## Extracted records
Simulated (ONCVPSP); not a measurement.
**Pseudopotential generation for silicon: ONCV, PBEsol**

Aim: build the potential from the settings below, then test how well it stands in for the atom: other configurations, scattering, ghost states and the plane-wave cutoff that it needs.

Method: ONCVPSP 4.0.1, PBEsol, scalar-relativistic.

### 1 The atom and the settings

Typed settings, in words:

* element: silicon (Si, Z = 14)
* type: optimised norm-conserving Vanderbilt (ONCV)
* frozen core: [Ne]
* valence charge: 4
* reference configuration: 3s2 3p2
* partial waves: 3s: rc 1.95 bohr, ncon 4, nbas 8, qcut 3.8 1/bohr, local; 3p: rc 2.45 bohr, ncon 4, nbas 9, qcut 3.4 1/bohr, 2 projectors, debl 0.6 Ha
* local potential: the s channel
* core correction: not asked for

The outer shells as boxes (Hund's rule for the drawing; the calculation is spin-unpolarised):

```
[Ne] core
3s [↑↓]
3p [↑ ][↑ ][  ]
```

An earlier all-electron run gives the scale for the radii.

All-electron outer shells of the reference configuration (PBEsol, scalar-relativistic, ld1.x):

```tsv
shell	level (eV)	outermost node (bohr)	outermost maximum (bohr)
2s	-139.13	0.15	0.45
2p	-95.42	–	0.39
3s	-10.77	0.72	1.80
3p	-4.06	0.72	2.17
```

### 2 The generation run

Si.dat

## Task item
What should be returned is the run of lines from the first line of the material through the line containing "### 2 The generation run", exact and inclusive, and nothing else.

## Task output
Simulated (ONCVPSP); not a measurement.
**Pseudopotential generation for silicon: ONCV, PBEsol**

Aim: build the potential from the settings below, then test how well it stands in for the atom: other configurations, scattering, ghost states and the plane-wave cutoff that it needs.

Method: ONCVPSP 4.0.1, PBEsol, scalar-relativistic.

### 1 The atom and the settings

Typed settings, in words:

* element: silicon (Si, Z = 14)
* type: optimised norm-conserving Vanderbilt (ONCV)
* frozen core: [Ne]
* valence charge: 4
* reference configuration: 3s2 3p2
* partial waves: 3s: rc 1.95 bohr, ncon 4, nbas 8, qcut 3.8 1/bohr, local; 3p: rc 2.45 bohr, ncon 4, nbas 9, qcut 3.4 1/bohr, 2 projectors, debl 0.6 Ha
* local potential: the s channel
* core correction: not asked for

The outer shells as boxes (Hund's rule for the drawing; the calculation is spin-unpolarised):

```
[Ne] core
3s [↑↓]
3p [↑ ][↑ ][  ]
```

An earlier all-electron run gives the scale for the radii.

All-electron outer shells of the reference configuration (PBEsol, scalar-relativistic, ld1.x):

```tsv
shell	level (eV)	outermost node (bohr)	outermost maximum (bohr)
2s	-139.13	0.15	0.45
2p	-95.42	–	0.39
3s	-10.77	0.72	1.80
3p	-4.06	0.72	2.17
```

### 2 The generation run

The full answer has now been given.